#### WORK ORDER:
From the first line of the data through the line containing "Run with plane-wave", return each line exactly.

#### GIVEN DATA:
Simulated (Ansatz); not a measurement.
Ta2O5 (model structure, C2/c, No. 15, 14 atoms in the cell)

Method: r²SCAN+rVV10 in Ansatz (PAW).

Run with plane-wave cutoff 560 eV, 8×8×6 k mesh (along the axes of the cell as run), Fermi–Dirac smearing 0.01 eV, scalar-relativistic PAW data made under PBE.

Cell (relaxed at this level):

#### ANSWER SPACE:
Simulated (Ansatz); not a measurement.
Ta2O5 (model structure, C2/c, No. 15, 14 atoms in the cell)

Method: r²SCAN+rVV10 in Ansatz (PAW).

Run with plane-wave cutoff 560 eV, 8×8×6 k mesh (along the axes of the cell as run), Fermi–Dirac smearing 0.01 eV, scalar-relativistic PAW data made under PBE.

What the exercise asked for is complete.